Work request> Each of the lines below must be restated exactly.

----------------------------------------

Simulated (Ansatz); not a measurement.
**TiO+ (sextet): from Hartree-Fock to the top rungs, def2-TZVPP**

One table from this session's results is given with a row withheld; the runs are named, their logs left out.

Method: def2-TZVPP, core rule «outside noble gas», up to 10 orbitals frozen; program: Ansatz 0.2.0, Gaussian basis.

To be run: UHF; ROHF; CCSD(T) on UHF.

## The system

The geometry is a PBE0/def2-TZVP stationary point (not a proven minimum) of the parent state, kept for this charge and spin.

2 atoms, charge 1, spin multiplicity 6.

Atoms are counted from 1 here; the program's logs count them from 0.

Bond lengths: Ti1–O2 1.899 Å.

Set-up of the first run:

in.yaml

----------------------------------------

Exercise result>
Simulated (Ansatz); not a measurement.
**TiO+ (sextet): from Hartree-Fock to the top rungs, def2-TZVPP**

One table from this session's results is given with a row withheld; the runs are named, their logs left out.

Method: def2-TZVPP, core rule «outside noble gas», up to 10 orbitals frozen; program: Ansatz 0.2.0, Gaussian basis.

To be run: UHF; ROHF; CCSD(T) on UHF.

## The system

The geometry is a PBE0/def2-TZVP stationary point (not a proven minimum) of the parent state, kept for this charge and spin.

2 atoms, charge 1, spin multiplicity 6.

Atoms are counted from 1 here; the program's logs count them from 0.

Bond lengths: Ti1–O2 1.899 Å.

Set-up of the first run:

in.yaml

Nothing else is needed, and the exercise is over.